# DATA LISTING:
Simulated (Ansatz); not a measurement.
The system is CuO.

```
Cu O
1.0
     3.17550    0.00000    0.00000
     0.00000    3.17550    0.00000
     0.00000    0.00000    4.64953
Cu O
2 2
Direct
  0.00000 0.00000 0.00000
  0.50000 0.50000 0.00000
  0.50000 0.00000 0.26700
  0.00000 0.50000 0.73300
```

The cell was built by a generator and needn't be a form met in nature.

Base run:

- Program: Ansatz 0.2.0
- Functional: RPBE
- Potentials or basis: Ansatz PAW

# WORK ORDER:
Every line of the data above should be reproduced word for word.

# WRITTEN SOLUTION:
Simulated (Ansatz); not a measurement.
The system is CuO.

```
Cu O
1.0
     3.17550    0.00000    0.00000
     0.00000    3.17550    0.00000
     0.00000    0.00000    4.64953
Cu O
2 2
Direct
  0.00000 0.00000 0.00000
  0.50000 0.50000 0.00000
  0.50000 0.00000 0.26700
  0.00000 0.50000 0.73300
```

The cell was built by a generator and needn't be a form met in nature.

Base run:

- Program: Ansatz 0.2.0
- Functional: RPBE
- Potentials or basis: Ansatz PAW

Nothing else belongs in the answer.